* _Record extracts_:
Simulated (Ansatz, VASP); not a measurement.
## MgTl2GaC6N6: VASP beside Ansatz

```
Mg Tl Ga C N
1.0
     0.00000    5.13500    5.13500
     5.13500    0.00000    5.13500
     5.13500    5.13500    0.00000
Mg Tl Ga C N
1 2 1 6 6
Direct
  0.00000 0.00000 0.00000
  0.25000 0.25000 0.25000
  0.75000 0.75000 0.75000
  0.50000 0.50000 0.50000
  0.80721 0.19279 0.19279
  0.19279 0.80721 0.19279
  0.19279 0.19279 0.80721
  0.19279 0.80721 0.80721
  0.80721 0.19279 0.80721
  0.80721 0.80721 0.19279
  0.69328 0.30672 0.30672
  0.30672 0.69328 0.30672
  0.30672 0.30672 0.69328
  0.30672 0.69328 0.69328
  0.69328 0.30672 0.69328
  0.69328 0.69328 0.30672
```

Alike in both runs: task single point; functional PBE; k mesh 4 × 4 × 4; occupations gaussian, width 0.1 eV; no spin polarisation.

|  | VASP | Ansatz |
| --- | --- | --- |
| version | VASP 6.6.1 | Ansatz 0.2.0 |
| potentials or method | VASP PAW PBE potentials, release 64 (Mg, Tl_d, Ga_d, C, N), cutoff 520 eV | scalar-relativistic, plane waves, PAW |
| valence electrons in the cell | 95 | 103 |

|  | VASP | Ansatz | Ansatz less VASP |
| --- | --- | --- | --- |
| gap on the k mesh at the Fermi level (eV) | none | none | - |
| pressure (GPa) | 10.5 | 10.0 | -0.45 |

* _Task item_: Print, unaltered, every line from the beginning of the material down to the line with "none | none | - |".

* _Task solution_:
Simulated (Ansatz, VASP); not a measurement.
## MgTl2GaC6N6: VASP beside Ansatz

```
Mg Tl Ga C N
1.0
     0.00000    5.13500    5.13500
     5.13500    0.00000    5.13500
     5.13500    5.13500    0.00000
Mg Tl Ga C N
1 2 1 6 6
Direct
  0.00000 0.00000 0.00000
  0.25000 0.25000 0.25000
  0.75000 0.75000 0.75000
  0.50000 0.50000 0.50000
  0.80721 0.19279 0.19279
  0.19279 0.80721 0.19279
  0.19279 0.19279 0.80721
  0.19279 0.80721 0.80721
  0.80721 0.19279 0.80721
  0.80721 0.80721 0.19279
  0.69328 0.30672 0.30672
  0.30672 0.69328 0.30672
  0.30672 0.30672 0.69328
  0.30672 0.69328 0.69328
  0.69328 0.30672 0.69328
  0.69328 0.69328 0.30672
```

Alike in both runs: task single point; functional PBE; k mesh 4 × 4 × 4; occupations gaussian, width 0.1 eV; no spin polarisation.

|  | VASP | Ansatz |
| --- | --- | --- |
| version | VASP 6.6.1 | Ansatz 0.2.0 |
| potentials or method | VASP PAW PBE potentials, release 64 (Mg, Tl_d, Ga_d, C, N), cutoff 520 eV | scalar-relativistic, plane waves, PAW |
| valence electrons in the cell | 95 | 103 |

|  | VASP | Ansatz | Ansatz less VASP |
| --- | --- | --- | --- |
| gap on the k mesh at the Fermi level (eV) | none | none | - |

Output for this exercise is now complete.